## Task item
In full and without alteration, give the listing again.

## Recorded information
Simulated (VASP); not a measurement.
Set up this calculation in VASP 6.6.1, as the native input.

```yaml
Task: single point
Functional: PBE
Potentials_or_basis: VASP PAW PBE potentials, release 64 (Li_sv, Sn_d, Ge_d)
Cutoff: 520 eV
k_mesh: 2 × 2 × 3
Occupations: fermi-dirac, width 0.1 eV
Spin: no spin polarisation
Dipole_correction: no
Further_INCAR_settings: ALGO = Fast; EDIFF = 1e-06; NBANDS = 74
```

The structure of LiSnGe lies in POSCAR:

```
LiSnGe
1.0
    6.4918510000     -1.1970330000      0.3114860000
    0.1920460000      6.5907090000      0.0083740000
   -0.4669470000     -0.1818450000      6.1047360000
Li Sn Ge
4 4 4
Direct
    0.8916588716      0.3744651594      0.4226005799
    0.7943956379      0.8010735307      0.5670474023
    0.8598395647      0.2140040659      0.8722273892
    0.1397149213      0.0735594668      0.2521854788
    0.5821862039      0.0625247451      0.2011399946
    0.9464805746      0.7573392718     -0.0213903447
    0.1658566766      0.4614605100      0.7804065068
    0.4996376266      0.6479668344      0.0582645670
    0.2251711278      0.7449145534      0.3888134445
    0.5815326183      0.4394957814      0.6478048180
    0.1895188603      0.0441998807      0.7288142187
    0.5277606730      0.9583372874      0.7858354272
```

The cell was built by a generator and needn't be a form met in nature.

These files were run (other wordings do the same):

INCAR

## Response box
Simulated (VASP); not a measurement.
Set up this calculation in VASP 6.6.1, as the native input.

```yaml
Task: single point
Functional: PBE
Potentials_or_basis: VASP PAW PBE potentials, release 64 (Li_sv, Sn_d, Ge_d)
Cutoff: 520 eV
k_mesh: 2 × 2 × 3
Occupations: fermi-dirac, width 0.1 eV
Spin: no spin polarisation
Dipole_correction: no
Further_INCAR_settings: ALGO = Fast; EDIFF = 1e-06; NBANDS = 74
```

The structure of LiSnGe lies in POSCAR:

```
LiSnGe
1.0
    6.4918510000     -1.1970330000      0.3114860000
    0.1920460000      6.5907090000      0.0083740000
   -0.4669470000     -0.1818450000      6.1047360000
Li Sn Ge
4 4 4
Direct
    0.8916588716      0.3744651594      0.4226005799
    0.7943956379      0.8010735307      0.5670474023
    0.8598395647      0.2140040659      0.8722273892
    0.1397149213      0.0735594668      0.2521854788
    0.5821862039      0.0625247451      0.2011399946
    0.9464805746      0.7573392718     -0.0213903447
    0.1658566766      0.4614605100      0.7804065068
    0.4996376266      0.6479668344      0.0582645670
    0.2251711278      0.7449145534      0.3888134445
    0.5815326183      0.4394957814      0.6478048180
    0.1895188603      0.0441998807      0.7288142187
    0.5277606730      0.9583372874      0.7858354272
```

The cell was built by a generator and needn't be a form met in nature.

These files were run (other wordings do the same):

INCAR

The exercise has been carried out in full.